BRIEF =>
Copy out, unchanged, every line from the start of the records to the line that contains "Basis cc-pVDZ; Ansatz", and stop there.

DATA SECTION =>
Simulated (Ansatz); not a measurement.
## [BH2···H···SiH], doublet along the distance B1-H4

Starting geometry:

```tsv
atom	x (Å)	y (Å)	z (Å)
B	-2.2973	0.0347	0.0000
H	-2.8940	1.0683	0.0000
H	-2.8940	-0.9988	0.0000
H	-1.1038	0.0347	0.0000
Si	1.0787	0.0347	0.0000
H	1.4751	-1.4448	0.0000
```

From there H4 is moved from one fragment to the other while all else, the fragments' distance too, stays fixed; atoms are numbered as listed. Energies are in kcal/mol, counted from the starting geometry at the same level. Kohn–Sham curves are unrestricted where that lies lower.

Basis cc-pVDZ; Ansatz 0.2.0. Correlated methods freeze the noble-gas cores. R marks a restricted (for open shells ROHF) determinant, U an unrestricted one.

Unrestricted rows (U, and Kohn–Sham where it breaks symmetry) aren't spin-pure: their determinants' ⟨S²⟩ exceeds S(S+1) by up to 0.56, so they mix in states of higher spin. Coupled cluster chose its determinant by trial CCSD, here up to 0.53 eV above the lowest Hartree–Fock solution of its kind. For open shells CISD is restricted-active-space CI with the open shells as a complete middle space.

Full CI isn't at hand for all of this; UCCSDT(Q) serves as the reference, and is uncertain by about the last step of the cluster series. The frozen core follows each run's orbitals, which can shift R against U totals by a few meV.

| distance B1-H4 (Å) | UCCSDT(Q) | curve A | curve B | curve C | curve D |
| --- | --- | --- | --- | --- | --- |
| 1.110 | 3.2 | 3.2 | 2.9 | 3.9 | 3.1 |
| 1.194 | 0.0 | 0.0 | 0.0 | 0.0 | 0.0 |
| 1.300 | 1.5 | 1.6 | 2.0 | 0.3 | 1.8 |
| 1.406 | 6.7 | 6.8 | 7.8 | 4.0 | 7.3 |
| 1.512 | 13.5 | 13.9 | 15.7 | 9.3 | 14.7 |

WRITTEN ANSWER =>
Simulated (Ansatz); not a measurement.
## [BH2···H···SiH], doublet along the distance B1-H4

Starting geometry:

```tsv
atom	x (Å)	y (Å)	z (Å)
B	-2.2973	0.0347	0.0000
H	-2.8940	1.0683	0.0000
H	-2.8940	-0.9988	0.0000
H	-1.1038	0.0347	0.0000
Si	1.0787	0.0347	0.0000
H	1.4751	-1.4448	0.0000
```

From there H4 is moved from one fragment to the other while all else, the fragments' distance too, stays fixed; atoms are numbered as listed. Energies are in kcal/mol, counted from the starting geometry at the same level. Kohn–Sham curves are unrestricted where that lies lower.

Basis cc-pVDZ; Ansatz 0.2.0. Correlated methods freeze the noble-gas cores. R marks a restricted (for open shells ROHF) determinant, U an unrestricted one.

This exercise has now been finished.